- **Assigned task**:
All the data beneath this line is to be reproduced exactly.

- **Data supplied**:
==============================
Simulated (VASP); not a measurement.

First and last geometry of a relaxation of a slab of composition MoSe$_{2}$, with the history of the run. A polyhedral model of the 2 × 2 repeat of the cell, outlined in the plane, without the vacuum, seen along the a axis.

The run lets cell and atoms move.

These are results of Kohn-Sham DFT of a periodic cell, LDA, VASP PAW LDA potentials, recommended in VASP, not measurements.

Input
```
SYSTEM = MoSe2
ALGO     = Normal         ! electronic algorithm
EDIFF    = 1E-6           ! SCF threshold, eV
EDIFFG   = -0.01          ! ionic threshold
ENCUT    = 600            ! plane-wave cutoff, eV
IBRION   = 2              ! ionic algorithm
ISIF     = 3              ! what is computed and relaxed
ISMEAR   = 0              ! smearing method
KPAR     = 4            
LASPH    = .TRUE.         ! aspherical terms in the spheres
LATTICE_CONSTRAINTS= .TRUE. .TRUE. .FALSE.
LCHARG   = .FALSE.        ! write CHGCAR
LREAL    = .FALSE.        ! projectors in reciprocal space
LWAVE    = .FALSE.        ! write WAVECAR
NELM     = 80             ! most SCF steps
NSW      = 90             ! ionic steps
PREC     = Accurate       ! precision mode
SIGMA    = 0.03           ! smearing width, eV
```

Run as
==============================

- **Task answer**:
Simulated (VASP); not a measurement.

First and last geometry of a relaxation of a slab of composition MoSe$_{2}$, with the history of the run. A polyhedral model of the 2 × 2 repeat of the cell, outlined in the plane, without the vacuum, seen along the a axis.

The run lets cell and atoms move.

These are results of Kohn-Sham DFT of a periodic cell, LDA, VASP PAW LDA potentials, recommended in VASP, not measurements.

Input
```
SYSTEM = MoSe2
ALGO     = Normal         ! electronic algorithm
EDIFF    = 1E-6           ! SCF threshold, eV
EDIFFG   = -0.01          ! ionic threshold
ENCUT    = 600            ! plane-wave cutoff, eV
IBRION   = 2              ! ionic algorithm
ISIF     = 3              ! what is computed and relaxed
ISMEAR   = 0              ! smearing method
KPAR     = 4            
LASPH    = .TRUE.         ! aspherical terms in the spheres
LATTICE_CONSTRAINTS= .TRUE. .TRUE. .FALSE.
LCHARG   = .FALSE.        ! write CHGCAR
LREAL    = .FALSE.        ! projectors in reciprocal space
LWAVE    = .FALSE.        ! write WAVECAR
NELM     = 80             ! most SCF steps
NSW      = 90             ! ionic steps
PREC     = Accurate       ! precision mode
SIGMA    = 0.03           ! smearing width, eV
```

Run as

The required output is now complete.